Required action → Begin at the first line below and copy each line exactly, ending with the line where "order to Al1 |" appears.

Records provided →
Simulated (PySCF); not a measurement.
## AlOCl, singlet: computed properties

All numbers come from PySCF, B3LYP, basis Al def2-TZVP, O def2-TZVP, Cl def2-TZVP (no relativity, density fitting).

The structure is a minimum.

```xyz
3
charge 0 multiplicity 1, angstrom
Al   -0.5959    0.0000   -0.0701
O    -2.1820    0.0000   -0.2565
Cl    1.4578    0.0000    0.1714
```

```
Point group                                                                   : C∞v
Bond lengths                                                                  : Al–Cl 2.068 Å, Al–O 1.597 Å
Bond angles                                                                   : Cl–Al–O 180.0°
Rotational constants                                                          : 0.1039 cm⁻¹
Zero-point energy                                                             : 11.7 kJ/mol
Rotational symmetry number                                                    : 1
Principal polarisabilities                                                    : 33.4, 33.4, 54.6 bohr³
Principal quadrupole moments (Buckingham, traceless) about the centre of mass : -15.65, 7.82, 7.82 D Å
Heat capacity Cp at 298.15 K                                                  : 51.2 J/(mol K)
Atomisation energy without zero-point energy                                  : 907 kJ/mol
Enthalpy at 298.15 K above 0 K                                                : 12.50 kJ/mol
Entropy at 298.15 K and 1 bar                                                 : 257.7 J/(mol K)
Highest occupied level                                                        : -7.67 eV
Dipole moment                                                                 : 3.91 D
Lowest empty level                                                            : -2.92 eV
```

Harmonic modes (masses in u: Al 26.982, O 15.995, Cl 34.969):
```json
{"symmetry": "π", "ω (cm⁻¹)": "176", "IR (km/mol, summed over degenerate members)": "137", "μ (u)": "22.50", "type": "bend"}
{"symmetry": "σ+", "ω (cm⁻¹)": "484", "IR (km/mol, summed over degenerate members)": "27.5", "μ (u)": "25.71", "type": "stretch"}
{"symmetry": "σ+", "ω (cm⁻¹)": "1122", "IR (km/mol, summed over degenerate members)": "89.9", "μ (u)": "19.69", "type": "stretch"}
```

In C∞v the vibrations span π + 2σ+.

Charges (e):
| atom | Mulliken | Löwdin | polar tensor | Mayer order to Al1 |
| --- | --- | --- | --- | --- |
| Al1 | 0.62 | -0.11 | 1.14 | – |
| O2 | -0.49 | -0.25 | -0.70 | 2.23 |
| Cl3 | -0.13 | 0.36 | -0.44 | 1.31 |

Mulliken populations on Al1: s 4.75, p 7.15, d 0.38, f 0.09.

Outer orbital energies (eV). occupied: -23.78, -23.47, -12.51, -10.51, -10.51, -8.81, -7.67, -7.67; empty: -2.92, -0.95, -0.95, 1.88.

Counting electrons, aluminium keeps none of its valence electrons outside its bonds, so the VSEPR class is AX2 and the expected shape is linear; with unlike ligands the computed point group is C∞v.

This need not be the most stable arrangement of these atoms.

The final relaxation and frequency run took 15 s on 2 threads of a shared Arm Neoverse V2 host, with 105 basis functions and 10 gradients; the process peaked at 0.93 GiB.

Answer area →
Simulated (PySCF); not a measurement.
## AlOCl, singlet: computed properties

All numbers come from PySCF, B3LYP, basis Al def2-TZVP, O def2-TZVP, Cl def2-TZVP (no relativity, density fitting).

The structure is a minimum.

```xyz
3
charge 0 multiplicity 1, angstrom
Al   -0.5959    0.0000   -0.0701
O    -2.1820    0.0000   -0.2565
Cl    1.4578    0.0000    0.1714
```

```
Point group                                                                   : C∞v
Bond lengths                                                                  : Al–Cl 2.068 Å, Al–O 1.597 Å
Bond angles                                                                   : Cl–Al–O 180.0°
Rotational constants                                                          : 0.1039 cm⁻¹
Zero-point energy                                                             : 11.7 kJ/mol
Rotational symmetry number                                                    : 1
Principal polarisabilities                                                    : 33.4, 33.4, 54.6 bohr³
Principal quadrupole moments (Buckingham, traceless) about the centre of mass : -15.65, 7.82, 7.82 D Å
Heat capacity Cp at 298.15 K                                                  : 51.2 J/(mol K)
Atomisation energy without zero-point energy                                  : 907 kJ/mol
Enthalpy at 298.15 K above 0 K                                                : 12.50 kJ/mol
Entropy at 298.15 K and 1 bar                                                 : 257.7 J/(mol K)
Highest occupied level                                                        : -7.67 eV
Dipole moment                                                                 : 3.91 D
Lowest empty level                                                            : -2.92 eV
```

Harmonic modes (masses in u: Al 26.982, O 15.995, Cl 34.969):
```json
{"symmetry": "π", "ω (cm⁻¹)": "176", "IR (km/mol, summed over degenerate members)": "137", "μ (u)": "22.50", "type": "bend"}
{"symmetry": "σ+", "ω (cm⁻¹)": "484", "IR (km/mol, summed over degenerate members)": "27.5", "μ (u)": "25.71", "type": "stretch"}
{"symmetry": "σ+", "ω (cm⁻¹)": "1122", "IR (km/mol, summed over degenerate members)": "89.9", "μ (u)": "19.69", "type": "stretch"}
```

In C∞v the vibrations span π + 2σ+.

Charges (e):
| atom | Mulliken | Löwdin | polar tensor | Mayer order to Al1 |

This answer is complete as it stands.